Supplied entries:
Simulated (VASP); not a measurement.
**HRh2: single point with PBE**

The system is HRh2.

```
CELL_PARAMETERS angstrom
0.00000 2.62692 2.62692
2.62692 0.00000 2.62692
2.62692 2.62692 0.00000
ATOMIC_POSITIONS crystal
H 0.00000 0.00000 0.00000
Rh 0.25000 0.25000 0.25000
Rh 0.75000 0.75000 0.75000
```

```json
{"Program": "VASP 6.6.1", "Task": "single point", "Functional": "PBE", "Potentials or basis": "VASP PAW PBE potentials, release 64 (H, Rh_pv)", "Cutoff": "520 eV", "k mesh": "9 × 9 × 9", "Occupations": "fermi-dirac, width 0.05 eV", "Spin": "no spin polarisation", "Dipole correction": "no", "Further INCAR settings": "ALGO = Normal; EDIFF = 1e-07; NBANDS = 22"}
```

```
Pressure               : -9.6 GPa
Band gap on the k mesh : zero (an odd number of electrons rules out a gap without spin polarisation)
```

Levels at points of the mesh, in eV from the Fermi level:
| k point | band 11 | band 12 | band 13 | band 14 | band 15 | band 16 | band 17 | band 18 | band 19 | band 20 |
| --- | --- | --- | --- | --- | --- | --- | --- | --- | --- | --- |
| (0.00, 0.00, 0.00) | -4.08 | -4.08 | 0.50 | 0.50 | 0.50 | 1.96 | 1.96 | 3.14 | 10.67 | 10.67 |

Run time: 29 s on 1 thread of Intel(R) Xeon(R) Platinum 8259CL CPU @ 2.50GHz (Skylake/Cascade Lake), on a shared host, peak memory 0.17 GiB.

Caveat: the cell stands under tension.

Assigned task: Beginning at the top of the entries above, output each line exactly, and end with the line in which "Levels at points" appears.

Expected answer:
Simulated (VASP); not a measurement.
**HRh2: single point with PBE**

The system is HRh2.

```
CELL_PARAMETERS angstrom
0.00000 2.62692 2.62692
2.62692 0.00000 2.62692
2.62692 2.62692 0.00000
ATOMIC_POSITIONS crystal
H 0.00000 0.00000 0.00000
Rh 0.25000 0.25000 0.25000
Rh 0.75000 0.75000 0.75000
```

```json
{"Program": "VASP 6.6.1", "Task": "single point", "Functional": "PBE", "Potentials or basis": "VASP PAW PBE potentials, release 64 (H, Rh_pv)", "Cutoff": "520 eV", "k mesh": "9 × 9 × 9", "Occupations": "fermi-dirac, width 0.05 eV", "Spin": "no spin polarisation", "Dipole correction": "no", "Further INCAR settings": "ALGO = Normal; EDIFF = 1e-07; NBANDS = 22"}
```

```
Pressure               : -9.6 GPa
Band gap on the k mesh : zero (an odd number of electrons rules out a gap without spin polarisation)
```

Levels at points of the mesh, in eV from the Fermi level:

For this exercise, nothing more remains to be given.